Given data -
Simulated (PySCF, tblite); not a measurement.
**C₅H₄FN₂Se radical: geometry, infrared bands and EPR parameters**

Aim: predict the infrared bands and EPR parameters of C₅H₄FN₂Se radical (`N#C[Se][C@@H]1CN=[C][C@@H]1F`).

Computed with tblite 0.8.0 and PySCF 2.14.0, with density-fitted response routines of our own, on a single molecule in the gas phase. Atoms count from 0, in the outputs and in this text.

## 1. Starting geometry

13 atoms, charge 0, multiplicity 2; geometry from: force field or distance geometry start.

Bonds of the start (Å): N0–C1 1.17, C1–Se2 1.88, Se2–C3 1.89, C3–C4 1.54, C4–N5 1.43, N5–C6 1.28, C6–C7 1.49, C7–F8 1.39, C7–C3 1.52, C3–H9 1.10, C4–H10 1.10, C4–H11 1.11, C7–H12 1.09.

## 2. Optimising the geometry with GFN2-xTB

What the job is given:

Work order -
Word for word, transcribe each of the entries above.

Written response -
Simulated (PySCF, tblite); not a measurement.
**C₅H₄FN₂Se radical: geometry, infrared bands and EPR parameters**

Aim: predict the infrared bands and EPR parameters of C₅H₄FN₂Se radical (`N#C[Se][C@@H]1CN=[C][C@@H]1F`).

Computed with tblite 0.8.0 and PySCF 2.14.0, with density-fitted response routines of our own, on a single molecule in the gas phase. Atoms count from 0, in the outputs and in this text.

## 1. Starting geometry

13 atoms, charge 0, multiplicity 2; geometry from: force field or distance geometry start.

Bonds of the start (Å): N0–C1 1.17, C1–Se2 1.88, Se2–C3 1.89, C3–C4 1.54, C4–N5 1.43, N5–C6 1.28, C6–C7 1.49, C7–F8 1.39, C7–C3 1.52, C3–H9 1.10, C4–H10 1.10, C4–H11 1.11, C7–H12 1.09.

## 2. Optimising the geometry with GFN2-xTB

What the job is given:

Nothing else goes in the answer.